§ Action item:
Please return all of the entries below exactly as they are written.

§ Provided data:
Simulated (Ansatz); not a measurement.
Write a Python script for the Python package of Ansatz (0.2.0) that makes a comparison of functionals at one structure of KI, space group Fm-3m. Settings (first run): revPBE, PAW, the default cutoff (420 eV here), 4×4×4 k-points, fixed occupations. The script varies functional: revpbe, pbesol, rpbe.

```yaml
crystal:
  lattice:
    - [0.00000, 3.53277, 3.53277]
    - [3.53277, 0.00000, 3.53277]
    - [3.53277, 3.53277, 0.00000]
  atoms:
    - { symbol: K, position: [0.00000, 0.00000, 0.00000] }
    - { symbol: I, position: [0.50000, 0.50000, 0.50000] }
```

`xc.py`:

§ Task result:
Simulated (Ansatz); not a measurement.
Write a Python script for the Python package of Ansatz (0.2.0) that makes a comparison of functionals at one structure of KI, space group Fm-3m. Settings (first run): revPBE, PAW, the default cutoff (420 eV here), 4×4×4 k-points, fixed occupations. The script varies functional: revpbe, pbesol, rpbe.

```yaml
crystal:
  lattice:
    - [0.00000, 3.53277, 3.53277]
    - [3.53277, 0.00000, 3.53277]
    - [3.53277, 3.53277, 0.00000]
  atoms:
    - { symbol: K, position: [0.00000, 0.00000, 0.00000] }
    - { symbol: I, position: [0.50000, 0.50000, 0.50000] }
```

`xc.py`:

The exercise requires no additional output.